Content starts

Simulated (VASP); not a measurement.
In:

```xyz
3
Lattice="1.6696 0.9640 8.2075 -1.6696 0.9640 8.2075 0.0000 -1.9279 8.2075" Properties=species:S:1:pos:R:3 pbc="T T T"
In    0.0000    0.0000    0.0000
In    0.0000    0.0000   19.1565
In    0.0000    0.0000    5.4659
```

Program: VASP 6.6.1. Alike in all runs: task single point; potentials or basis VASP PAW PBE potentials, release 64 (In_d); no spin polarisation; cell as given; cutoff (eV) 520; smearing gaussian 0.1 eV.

Content ends

Exercise =>
Reproduce each line of the data without any change.

Response area =>
Simulated (VASP); not a measurement.
In:

```xyz
3
Lattice="1.6696 0.9640 8.2075 -1.6696 0.9640 8.2075 0.0000 -1.9279 8.2075" Properties=species:S:1:pos:R:3 pbc="T T T"
In    0.0000    0.0000    0.0000
In    0.0000    0.0000   19.1565
In    0.0000    0.0000    5.4659
```

Program: VASP 6.6.1. Alike in all runs: task single point; potentials or basis VASP PAW PBE potentials, release 64 (In_d); no spin polarisation; cell as given; cutoff (eV) 520; smearing gaussian 0.1 eV.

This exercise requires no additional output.